─── Data section

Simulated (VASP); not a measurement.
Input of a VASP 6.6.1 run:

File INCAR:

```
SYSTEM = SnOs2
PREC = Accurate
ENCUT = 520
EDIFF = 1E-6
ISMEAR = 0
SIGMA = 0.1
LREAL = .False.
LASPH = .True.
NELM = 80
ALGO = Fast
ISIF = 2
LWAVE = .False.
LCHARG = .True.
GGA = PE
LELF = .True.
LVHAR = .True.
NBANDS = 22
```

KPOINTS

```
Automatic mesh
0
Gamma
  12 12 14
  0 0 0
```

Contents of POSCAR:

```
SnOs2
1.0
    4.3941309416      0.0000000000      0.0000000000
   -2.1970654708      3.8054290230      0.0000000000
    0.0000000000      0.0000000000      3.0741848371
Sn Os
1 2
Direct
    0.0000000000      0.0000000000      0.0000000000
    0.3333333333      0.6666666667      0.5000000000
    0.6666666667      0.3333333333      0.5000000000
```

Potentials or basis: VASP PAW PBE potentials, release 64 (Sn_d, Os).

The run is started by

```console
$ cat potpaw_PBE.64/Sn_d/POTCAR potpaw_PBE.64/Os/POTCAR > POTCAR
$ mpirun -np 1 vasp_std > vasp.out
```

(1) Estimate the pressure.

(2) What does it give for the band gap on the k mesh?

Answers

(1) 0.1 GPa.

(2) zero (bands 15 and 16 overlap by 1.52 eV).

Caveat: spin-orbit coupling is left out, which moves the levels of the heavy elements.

──────

§ **Required action**
Retype the entries above exactly, but only from the line containing "(2) What does" through the line containing "(2) zero (bands", both included.

§ **Solution**
(2) What does it give for the band gap on the k mesh?

Answers

(1) 0.1 GPa.

(2) zero (bands 15 and 16 overlap by 1.52 eV).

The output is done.